▶ **EXCERPTED RECORDS**
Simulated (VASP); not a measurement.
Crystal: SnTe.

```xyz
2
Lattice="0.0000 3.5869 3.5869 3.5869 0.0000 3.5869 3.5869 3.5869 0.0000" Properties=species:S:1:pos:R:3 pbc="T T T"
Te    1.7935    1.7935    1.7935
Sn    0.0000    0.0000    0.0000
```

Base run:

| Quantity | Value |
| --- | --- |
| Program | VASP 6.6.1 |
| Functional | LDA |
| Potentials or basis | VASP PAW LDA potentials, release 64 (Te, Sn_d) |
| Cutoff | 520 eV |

▶ **BRIEF**
The records above need to be retyped exactly.

▶ **WRITTEN REPLY**
Simulated (VASP); not a measurement.
Crystal: SnTe.

```xyz
2
Lattice="0.0000 3.5869 3.5869 3.5869 0.0000 3.5869 3.5869 3.5869 0.0000" Properties=species:S:1:pos:R:3 pbc="T T T"
Te    1.7935    1.7935    1.7935
Sn    0.0000    0.0000    0.0000
```

Base run:

| Quantity | Value |
| --- | --- |
| Program | VASP 6.6.1 |
| Functional | LDA |
| Potentials or basis | VASP PAW LDA potentials, release 64 (Te, Sn_d) |
| Cutoff | 520 eV |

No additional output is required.